┄┄┄┄┄┄

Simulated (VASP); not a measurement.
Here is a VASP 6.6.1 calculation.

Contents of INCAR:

┄┄┄┄┄┄

Activity:
Return the listing above in its entirety, word for word.

Your solution:
Simulated (VASP); not a measurement.
Here is a VASP 6.6.1 calculation.

Contents of INCAR:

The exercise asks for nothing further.